---------- Information given

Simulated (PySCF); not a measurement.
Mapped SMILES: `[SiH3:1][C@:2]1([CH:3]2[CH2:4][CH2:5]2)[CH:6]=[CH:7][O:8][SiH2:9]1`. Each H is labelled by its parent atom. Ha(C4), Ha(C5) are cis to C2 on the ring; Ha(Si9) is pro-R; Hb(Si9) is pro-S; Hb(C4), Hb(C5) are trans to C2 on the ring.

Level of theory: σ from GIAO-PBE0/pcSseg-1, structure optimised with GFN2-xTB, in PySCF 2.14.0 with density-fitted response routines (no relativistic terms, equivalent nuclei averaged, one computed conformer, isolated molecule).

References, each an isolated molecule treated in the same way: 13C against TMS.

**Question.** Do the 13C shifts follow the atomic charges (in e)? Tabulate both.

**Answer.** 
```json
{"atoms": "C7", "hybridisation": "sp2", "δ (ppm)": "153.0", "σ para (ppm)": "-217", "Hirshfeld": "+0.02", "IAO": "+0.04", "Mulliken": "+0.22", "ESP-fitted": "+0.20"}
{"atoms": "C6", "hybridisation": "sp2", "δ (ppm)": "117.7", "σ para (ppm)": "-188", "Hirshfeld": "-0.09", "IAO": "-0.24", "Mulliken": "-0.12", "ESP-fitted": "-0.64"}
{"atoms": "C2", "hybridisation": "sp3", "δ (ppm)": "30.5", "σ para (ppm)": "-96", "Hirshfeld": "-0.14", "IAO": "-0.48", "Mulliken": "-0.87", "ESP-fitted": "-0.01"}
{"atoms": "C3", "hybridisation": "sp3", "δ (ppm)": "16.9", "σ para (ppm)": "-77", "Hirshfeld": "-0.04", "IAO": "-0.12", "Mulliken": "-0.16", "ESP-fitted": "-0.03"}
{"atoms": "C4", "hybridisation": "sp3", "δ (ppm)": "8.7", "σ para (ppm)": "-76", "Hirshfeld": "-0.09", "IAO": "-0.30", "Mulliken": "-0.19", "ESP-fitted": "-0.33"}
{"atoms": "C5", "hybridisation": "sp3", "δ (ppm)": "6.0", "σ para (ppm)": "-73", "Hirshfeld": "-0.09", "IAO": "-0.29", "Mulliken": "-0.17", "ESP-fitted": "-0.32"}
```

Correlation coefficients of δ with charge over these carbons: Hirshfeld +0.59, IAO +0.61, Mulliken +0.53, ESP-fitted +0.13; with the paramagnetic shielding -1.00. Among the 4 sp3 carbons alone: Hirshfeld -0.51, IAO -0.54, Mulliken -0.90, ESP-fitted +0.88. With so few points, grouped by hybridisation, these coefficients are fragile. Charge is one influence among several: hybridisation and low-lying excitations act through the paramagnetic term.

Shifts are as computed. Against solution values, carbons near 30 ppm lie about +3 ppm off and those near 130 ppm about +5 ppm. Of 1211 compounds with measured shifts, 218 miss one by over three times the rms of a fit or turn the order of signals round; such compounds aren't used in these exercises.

--------------------

● **Work order**:
The response must consist of the lines above, from the first one through the line containing "on the ring.", reproduced exactly.

● **Written reply**:
Simulated (PySCF); not a measurement.
Mapped SMILES: `[SiH3:1][C@:2]1([CH:3]2[CH2:4][CH2:5]2)[CH:6]=[CH:7][O:8][SiH2:9]1`. Each H is labelled by its parent atom. Ha(C4), Ha(C5) are cis to C2 on the ring; Ha(Si9) is pro-R; Hb(Si9) is pro-S; Hb(C4), Hb(C5) are trans to C2 on the ring.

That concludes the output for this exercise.